**REQUIREMENT:**
An exact copy of the listing is required.

[Start of Attachment]

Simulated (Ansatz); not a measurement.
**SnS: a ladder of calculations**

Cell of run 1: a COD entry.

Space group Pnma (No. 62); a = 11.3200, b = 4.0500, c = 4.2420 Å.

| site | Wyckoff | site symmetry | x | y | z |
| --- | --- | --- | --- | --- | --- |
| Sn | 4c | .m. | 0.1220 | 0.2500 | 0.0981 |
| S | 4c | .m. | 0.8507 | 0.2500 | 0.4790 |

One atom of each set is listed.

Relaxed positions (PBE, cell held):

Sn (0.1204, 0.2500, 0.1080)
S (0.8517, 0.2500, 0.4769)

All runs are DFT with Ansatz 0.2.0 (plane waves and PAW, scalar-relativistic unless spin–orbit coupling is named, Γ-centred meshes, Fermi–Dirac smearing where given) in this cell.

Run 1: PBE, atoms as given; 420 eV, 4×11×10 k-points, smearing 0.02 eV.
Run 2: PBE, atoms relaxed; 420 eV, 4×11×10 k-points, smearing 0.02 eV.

[End of Attachment]

**WRITTEN ANSWER:**
Simulated (Ansatz); not a measurement.
**SnS: a ladder of calculations**

Cell of run 1: a COD entry.

Space group Pnma (No. 62); a = 11.3200, b = 4.0500, c = 4.2420 Å.

| site | Wyckoff | site symmetry | x | y | z |
| --- | --- | --- | --- | --- | --- |
| Sn | 4c | .m. | 0.1220 | 0.2500 | 0.0981 |
| S | 4c | .m. | 0.8507 | 0.2500 | 0.4790 |

One atom of each set is listed.

Relaxed positions (PBE, cell held):

Sn (0.1204, 0.2500, 0.1080)
S (0.8517, 0.2500, 0.4769)

All runs are DFT with Ansatz 0.2.0 (plane waves and PAW, scalar-relativistic unless spin–orbit coupling is named, Γ-centred meshes, Fermi–Dirac smearing where given) in this cell.

Run 1: PBE, atoms as given; 420 eV, 4×11×10 k-points, smearing 0.02 eV.
Run 2: PBE, atoms relaxed; 420 eV, 4×11×10 k-points, smearing 0.02 eV.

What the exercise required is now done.